Assigned task → All lines from the start of the listing below through the line containing "The relaxed volume" are to be written out again exactly, and no others.

(Stored data Opens)

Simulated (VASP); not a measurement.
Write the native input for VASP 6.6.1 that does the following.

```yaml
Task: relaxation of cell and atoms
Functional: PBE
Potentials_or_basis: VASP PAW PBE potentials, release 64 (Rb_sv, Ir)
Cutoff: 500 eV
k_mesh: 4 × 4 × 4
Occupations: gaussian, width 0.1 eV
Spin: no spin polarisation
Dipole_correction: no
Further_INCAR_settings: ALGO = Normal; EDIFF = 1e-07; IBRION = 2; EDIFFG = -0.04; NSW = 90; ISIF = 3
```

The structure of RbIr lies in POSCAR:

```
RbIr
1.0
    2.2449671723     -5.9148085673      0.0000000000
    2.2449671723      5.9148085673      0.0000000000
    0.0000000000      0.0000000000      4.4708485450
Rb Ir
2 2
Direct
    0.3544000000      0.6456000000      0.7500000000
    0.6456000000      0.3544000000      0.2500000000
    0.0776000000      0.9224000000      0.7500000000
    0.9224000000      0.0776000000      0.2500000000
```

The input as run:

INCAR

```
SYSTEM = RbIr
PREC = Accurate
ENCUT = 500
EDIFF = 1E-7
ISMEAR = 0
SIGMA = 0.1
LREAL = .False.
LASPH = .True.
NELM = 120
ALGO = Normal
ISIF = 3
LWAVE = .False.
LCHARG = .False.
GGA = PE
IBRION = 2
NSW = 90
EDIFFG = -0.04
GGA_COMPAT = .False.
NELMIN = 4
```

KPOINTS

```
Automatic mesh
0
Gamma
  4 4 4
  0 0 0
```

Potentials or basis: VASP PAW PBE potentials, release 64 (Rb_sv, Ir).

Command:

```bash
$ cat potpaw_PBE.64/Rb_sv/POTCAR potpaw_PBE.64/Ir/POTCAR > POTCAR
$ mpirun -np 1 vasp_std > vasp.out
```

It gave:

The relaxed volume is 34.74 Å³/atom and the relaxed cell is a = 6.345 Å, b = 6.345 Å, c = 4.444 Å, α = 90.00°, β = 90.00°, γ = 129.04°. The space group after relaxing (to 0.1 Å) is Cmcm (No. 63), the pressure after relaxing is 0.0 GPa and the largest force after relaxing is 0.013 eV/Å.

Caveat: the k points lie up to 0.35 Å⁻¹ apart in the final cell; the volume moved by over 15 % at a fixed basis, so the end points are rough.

(Stored data Closes)

Answer section →
Simulated (VASP); not a measurement.
Write the native input for VASP 6.6.1 that does the following.

```yaml
Task: relaxation of cell and atoms
Functional: PBE
Potentials_or_basis: VASP PAW PBE potentials, release 64 (Rb_sv, Ir)
Cutoff: 500 eV
k_mesh: 4 × 4 × 4
Occupations: gaussian, width 0.1 eV
Spin: no spin polarisation
Dipole_correction: no
Further_INCAR_settings: ALGO = Normal; EDIFF = 1e-07; IBRION = 2; EDIFFG = -0.04; NSW = 90; ISIF = 3
```

The structure of RbIr lies in POSCAR:

```
RbIr
1.0
    2.2449671723     -5.9148085673      0.0000000000
    2.2449671723      5.9148085673      0.0000000000
    0.0000000000      0.0000000000      4.4708485450
Rb Ir
2 2
Direct
    0.3544000000      0.6456000000      0.7500000000
    0.6456000000      0.3544000000      0.2500000000
    0.0776000000      0.9224000000      0.7500000000
    0.9224000000      0.0776000000      0.2500000000
```

The input as run:

INCAR

```
SYSTEM = RbIr
PREC = Accurate
ENCUT = 500
EDIFF = 1E-7
ISMEAR = 0
SIGMA = 0.1
LREAL = .False.
LASPH = .True.
NELM = 120
ALGO = Normal
ISIF = 3
LWAVE = .False.
LCHARG = .False.
GGA = PE
IBRION = 2
NSW = 90
EDIFFG = -0.04
GGA_COMPAT = .False.
NELMIN = 4
```

KPOINTS

```
Automatic mesh
0
Gamma
  4 4 4
  0 0 0
```

Potentials or basis: VASP PAW PBE potentials, release 64 (Rb_sv, Ir).

Command:

```bash
$ cat potpaw_PBE.64/Rb_sv/POTCAR potpaw_PBE.64/Ir/POTCAR > POTCAR
$ mpirun -np 1 vasp_std > vasp.out
```

It gave:

The relaxed volume is 34.74 Å³/atom and the relaxed cell is a = 6.345 Å, b = 6.345 Å, c = 4.444 Å, α = 90.00°, β = 90.00°, γ = 129.04°. The space group after relaxing (to 0.1 Å) is Cmcm (No. 63), the pressure after relaxing is 0.0 GPa and the largest force after relaxing is 0.013 eV/Å.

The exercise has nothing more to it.